### Source information
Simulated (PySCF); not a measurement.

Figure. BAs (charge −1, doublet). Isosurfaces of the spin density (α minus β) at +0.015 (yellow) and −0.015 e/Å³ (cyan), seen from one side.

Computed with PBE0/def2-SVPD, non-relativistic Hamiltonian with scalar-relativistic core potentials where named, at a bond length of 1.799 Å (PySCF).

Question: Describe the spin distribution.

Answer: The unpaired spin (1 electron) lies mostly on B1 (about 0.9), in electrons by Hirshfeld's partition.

### Action item
Please repeat each line above exactly.

### Exercise solution
Simulated (PySCF); not a measurement.

Figure. BAs (charge −1, doublet). Isosurfaces of the spin density (α minus β) at +0.015 (yellow) and −0.015 e/Å³ (cyan), seen from one side.

Computed with PBE0/def2-SVPD, non-relativistic Hamiltonian with scalar-relativistic core potentials where named, at a bond length of 1.799 Å (PySCF).

Question: Describe the spin distribution.

Answer: The unpaired spin (1 electron) lies mostly on B1 (about 0.9), in electrons by Hirshfeld's partition.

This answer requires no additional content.